· · · · · · ·
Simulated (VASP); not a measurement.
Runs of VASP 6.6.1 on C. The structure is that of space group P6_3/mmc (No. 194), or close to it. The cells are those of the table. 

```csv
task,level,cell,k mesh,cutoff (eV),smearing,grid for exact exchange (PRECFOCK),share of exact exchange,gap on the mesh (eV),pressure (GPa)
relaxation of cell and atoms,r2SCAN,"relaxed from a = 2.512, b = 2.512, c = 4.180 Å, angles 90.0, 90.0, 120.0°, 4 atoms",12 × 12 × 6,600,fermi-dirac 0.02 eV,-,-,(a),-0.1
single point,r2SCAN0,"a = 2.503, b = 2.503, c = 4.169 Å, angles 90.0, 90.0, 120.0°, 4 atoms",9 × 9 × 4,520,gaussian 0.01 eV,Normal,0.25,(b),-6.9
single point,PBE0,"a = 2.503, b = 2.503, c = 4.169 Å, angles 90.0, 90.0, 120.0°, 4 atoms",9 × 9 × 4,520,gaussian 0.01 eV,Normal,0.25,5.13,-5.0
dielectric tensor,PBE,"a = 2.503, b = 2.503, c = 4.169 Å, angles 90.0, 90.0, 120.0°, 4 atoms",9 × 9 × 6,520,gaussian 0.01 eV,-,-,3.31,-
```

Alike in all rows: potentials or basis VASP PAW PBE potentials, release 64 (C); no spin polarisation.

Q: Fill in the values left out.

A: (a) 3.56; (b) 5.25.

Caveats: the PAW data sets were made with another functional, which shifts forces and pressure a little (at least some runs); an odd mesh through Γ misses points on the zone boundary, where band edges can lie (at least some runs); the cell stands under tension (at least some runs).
· · · · · · ·

** WORK ORDER **
Produce only the lines from the line containing "Alike in all" through the line containing "A: (a) 3.56; (b) 5.25.", inclusive of both, exactly as they stand in the entries above.

** RESPONSE AREA **
Alike in all rows: potentials or basis VASP PAW PBE potentials, release 64 (C); no spin polarisation.

Q: Fill in the values left out.

A: (a) 3.56; (b) 5.25.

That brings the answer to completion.